## WORK ORDER
Give the listing again exactly as written.

## PROVIDED RECORDS
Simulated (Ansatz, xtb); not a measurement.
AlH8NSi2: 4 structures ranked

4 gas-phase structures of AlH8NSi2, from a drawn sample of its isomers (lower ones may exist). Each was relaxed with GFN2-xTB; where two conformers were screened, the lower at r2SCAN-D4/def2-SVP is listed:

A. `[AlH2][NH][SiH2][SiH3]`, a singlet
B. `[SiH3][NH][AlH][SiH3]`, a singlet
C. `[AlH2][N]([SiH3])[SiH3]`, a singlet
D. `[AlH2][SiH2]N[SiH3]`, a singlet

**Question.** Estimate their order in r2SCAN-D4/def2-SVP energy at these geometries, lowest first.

## TASK RESULT
Simulated (Ansatz, xtb); not a measurement.
AlH8NSi2: 4 structures ranked

4 gas-phase structures of AlH8NSi2, from a drawn sample of its isomers (lower ones may exist). Each was relaxed with GFN2-xTB; where two conformers were screened, the lower at r2SCAN-D4/def2-SVP is listed:

A. `[AlH2][NH][SiH2][SiH3]`, a singlet
B. `[SiH3][NH][AlH][SiH3]`, a singlet
C. `[AlH2][N]([SiH3])[SiH3]`, a singlet
D. `[AlH2][SiH2]N[SiH3]`, a singlet

**Question.** Estimate their order in r2SCAN-D4/def2-SVP energy at these geometries, lowest first.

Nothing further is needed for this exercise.